Only one stretch of the data below should be repeated: the lines from the line containing "Plan: UHF; CCSD(T)" through the line containing "### Step 2. UHF", inclusive, exactly as they are.

Content starts

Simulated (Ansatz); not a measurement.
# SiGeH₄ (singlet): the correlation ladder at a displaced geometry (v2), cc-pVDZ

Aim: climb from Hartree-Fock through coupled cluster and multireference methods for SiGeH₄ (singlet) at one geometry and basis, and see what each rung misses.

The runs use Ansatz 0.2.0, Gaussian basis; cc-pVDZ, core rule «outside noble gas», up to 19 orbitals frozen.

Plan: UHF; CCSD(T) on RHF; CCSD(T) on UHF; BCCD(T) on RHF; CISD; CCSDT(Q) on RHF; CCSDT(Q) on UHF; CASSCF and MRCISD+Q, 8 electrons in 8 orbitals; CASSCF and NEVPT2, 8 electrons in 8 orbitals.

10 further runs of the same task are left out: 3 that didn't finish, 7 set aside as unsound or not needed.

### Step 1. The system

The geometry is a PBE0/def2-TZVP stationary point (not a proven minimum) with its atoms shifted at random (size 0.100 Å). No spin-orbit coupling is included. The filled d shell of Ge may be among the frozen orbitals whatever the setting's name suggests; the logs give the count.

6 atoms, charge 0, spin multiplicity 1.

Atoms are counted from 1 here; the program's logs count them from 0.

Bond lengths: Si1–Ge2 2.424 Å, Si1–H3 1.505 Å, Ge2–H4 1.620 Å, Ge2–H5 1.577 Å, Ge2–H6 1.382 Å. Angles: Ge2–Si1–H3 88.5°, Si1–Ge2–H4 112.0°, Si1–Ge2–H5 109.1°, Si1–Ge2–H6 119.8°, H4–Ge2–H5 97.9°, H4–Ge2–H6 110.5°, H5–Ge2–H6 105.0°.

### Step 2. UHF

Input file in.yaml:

Content ends

### RESPONSE AREA:
Plan: UHF; CCSD(T) on RHF; CCSD(T) on UHF; BCCD(T) on RHF; CISD; CCSDT(Q) on RHF; CCSDT(Q) on UHF; CASSCF and MRCISD+Q, 8 electrons in 8 orbitals; CASSCF and NEVPT2, 8 electrons in 8 orbitals.

10 further runs of the same task are left out: 3 that didn't finish, 7 set aside as unsound or not needed.

### Step 1. The system

The geometry is a PBE0/def2-TZVP stationary point (not a proven minimum) with its atoms shifted at random (size 0.100 Å). No spin-orbit coupling is included. The filled d shell of Ge may be among the frozen orbitals whatever the setting's name suggests; the logs give the count.

6 atoms, charge 0, spin multiplicity 1.

Atoms are counted from 1 here; the program's logs count them from 0.

Bond lengths: Si1–Ge2 2.424 Å, Si1–H3 1.505 Å, Ge2–H4 1.620 Å, Ge2–H5 1.577 Å, Ge2–H6 1.382 Å. Angles: Ge2–Si1–H3 88.5°, Si1–Ge2–H4 112.0°, Si1–Ge2–H5 109.1°, Si1–Ge2–H6 119.8°, H4–Ge2–H5 97.9°, H4–Ge2–H6 110.5°, H5–Ge2–H6 105.0°.

### Step 2. UHF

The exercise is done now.